## [WORK INSTRUCTION]
There is one span to output from the data below: the lines starting at the line with "471.3 | 3.83 |" and ending at the line with "938.2 | 1.01 |". Output it exactly, ends included, nothing more.

--- START ---

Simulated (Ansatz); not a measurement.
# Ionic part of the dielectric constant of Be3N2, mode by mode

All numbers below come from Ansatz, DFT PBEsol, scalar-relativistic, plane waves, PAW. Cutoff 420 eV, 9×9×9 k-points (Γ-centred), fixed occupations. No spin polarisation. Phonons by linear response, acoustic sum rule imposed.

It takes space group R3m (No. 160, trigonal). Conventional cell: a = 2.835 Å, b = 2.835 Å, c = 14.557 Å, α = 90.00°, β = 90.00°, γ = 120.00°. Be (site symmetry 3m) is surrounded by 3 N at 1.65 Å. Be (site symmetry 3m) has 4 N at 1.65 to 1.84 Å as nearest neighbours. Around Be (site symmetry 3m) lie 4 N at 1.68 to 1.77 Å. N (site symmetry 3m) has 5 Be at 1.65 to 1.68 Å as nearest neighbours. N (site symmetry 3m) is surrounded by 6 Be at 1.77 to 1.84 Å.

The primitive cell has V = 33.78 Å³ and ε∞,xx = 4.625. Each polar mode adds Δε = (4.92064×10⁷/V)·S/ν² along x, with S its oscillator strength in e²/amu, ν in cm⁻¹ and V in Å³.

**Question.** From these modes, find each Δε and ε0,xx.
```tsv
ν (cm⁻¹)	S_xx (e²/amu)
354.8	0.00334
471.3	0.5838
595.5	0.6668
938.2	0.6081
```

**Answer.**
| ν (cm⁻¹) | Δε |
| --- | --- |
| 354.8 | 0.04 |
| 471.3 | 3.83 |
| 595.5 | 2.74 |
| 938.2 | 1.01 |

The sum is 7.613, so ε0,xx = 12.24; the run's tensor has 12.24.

--- END ---

## [RESPONSE AREA]
| 471.3 | 3.83 |
| 595.5 | 2.74 |
| 938.2 | 1.01 |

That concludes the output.